TASK ITEM =>
The data below holds the lines to copy: everything from the line containing "release 64 (Ni)" to the line containing "Run time: 31", both ends included, set down exactly.

MATERIAL PROVIDED =>
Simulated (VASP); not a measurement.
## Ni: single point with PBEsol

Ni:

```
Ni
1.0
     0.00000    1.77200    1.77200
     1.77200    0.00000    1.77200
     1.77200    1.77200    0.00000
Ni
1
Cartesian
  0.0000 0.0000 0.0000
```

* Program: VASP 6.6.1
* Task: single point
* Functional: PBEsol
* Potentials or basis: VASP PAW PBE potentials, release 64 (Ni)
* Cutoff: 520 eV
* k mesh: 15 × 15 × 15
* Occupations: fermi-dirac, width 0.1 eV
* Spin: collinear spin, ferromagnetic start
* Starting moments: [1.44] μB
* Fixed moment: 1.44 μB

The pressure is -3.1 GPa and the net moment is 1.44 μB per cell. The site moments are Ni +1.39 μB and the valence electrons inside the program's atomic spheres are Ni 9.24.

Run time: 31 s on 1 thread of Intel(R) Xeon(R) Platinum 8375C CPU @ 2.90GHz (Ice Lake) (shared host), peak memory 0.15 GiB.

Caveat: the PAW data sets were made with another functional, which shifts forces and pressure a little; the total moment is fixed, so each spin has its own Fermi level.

YOUR RESPONSE =>
* Potentials or basis: VASP PAW PBE potentials, release 64 (Ni)
* Cutoff: 520 eV
* k mesh: 15 × 15 × 15
* Occupations: fermi-dirac, width 0.1 eV
* Spin: collinear spin, ferromagnetic start
* Starting moments: [1.44] μB
* Fixed moment: 1.44 μB

The pressure is -3.1 GPa and the net moment is 1.44 μB per cell. The site moments are Ni +1.39 μB and the valence electrons inside the program's atomic spheres are Ni 9.24.

Run time: 31 s on 1 thread of Intel(R) Xeon(R) Platinum 8375C CPU @ 2.90GHz (Ice Lake) (shared host), peak memory 0.15 GiB.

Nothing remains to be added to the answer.